(RECORDED INFORMATION Opens)

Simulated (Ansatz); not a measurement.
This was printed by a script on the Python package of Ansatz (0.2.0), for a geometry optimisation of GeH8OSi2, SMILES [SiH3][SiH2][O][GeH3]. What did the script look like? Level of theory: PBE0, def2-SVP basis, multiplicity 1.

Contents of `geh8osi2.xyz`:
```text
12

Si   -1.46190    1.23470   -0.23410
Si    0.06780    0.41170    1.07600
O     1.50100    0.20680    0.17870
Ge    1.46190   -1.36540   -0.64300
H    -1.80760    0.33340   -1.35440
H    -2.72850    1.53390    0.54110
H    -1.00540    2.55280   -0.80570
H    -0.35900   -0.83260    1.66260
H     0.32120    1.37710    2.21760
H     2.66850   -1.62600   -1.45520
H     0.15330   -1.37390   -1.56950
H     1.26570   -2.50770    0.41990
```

(RECORDED INFORMATION Closes)

ASSIGNMENT — Reproduce the listing above exactly.

EXERCISE RESULT —
Simulated (Ansatz); not a measurement.
This was printed by a script on the Python package of Ansatz (0.2.0), for a geometry optimisation of GeH8OSi2, SMILES [SiH3][SiH2][O][GeH3]. What did the script look like? Level of theory: PBE0, def2-SVP basis, multiplicity 1.

Contents of `geh8osi2.xyz`:
```text
12

Si   -1.46190    1.23470   -0.23410
Si    0.06780    0.41170    1.07600
O     1.50100    0.20680    0.17870
Ge    1.46190   -1.36540   -0.64300
H    -1.80760    0.33340   -1.35440
H    -2.72850    1.53390    0.54110
H    -1.00540    2.55280   -0.80570
H    -0.35900   -0.83260    1.66260
H     0.32120    1.37710    2.21760
H     2.66850   -1.62600   -1.45520
H     0.15330   -1.37390   -1.56950
H     1.26570   -2.50770    0.41990
```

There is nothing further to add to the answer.